*** Opening of Extracted data ***
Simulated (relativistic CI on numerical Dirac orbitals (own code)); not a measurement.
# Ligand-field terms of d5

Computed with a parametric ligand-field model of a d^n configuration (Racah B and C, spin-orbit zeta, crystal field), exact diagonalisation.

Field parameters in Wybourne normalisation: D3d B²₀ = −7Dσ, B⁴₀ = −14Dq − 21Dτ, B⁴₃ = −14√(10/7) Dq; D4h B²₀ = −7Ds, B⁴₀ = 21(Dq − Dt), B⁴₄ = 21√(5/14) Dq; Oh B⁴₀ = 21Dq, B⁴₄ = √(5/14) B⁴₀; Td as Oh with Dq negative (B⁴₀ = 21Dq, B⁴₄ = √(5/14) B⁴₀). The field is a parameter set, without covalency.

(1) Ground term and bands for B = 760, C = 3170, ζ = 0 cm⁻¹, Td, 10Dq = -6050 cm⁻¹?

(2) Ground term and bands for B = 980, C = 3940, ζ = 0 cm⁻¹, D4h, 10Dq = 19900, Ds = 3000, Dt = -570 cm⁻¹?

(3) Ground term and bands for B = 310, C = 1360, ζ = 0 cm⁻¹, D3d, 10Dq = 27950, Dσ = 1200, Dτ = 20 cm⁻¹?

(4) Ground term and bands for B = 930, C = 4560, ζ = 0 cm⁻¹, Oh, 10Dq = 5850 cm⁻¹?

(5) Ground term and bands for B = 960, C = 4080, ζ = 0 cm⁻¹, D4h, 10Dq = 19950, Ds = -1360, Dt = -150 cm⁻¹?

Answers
*** Close of Extracted data ***

*Work instruction*. Print only these lines, please. They run from the start of the entries above to the line containing "(5) Ground term", both ends included, and must match exactly.

*Response*.
Simulated (relativistic CI on numerical Dirac orbitals (own code)); not a measurement.
# Ligand-field terms of d5

Computed with a parametric ligand-field model of a d^n configuration (Racah B and C, spin-orbit zeta, crystal field), exact diagonalisation.

Field parameters in Wybourne normalisation: D3d B²₀ = −7Dσ, B⁴₀ = −14Dq − 21Dτ, B⁴₃ = −14√(10/7) Dq; D4h B²₀ = −7Ds, B⁴₀ = 21(Dq − Dt), B⁴₄ = 21√(5/14) Dq; Oh B⁴₀ = 21Dq, B⁴₄ = √(5/14) B⁴₀; Td as Oh with Dq negative (B⁴₀ = 21Dq, B⁴₄ = √(5/14) B⁴₀). The field is a parameter set, without covalency.

(1) Ground term and bands for B = 760, C = 3170, ζ = 0 cm⁻¹, Td, 10Dq = -6050 cm⁻¹?

(2) Ground term and bands for B = 980, C = 3940, ζ = 0 cm⁻¹, D4h, 10Dq = 19900, Ds = 3000, Dt = -570 cm⁻¹?

(3) Ground term and bands for B = 310, C = 1360, ζ = 0 cm⁻¹, D3d, 10Dq = 27950, Dσ = 1200, Dτ = 20 cm⁻¹?

(4) Ground term and bands for B = 930, C = 4560, ζ = 0 cm⁻¹, Oh, 10Dq = 5850 cm⁻¹?

(5) Ground term and bands for B = 960, C = 4080, ζ = 0 cm⁻¹, D4h, 10Dq = 19950, Ds = -1360, Dt = -150 cm⁻¹?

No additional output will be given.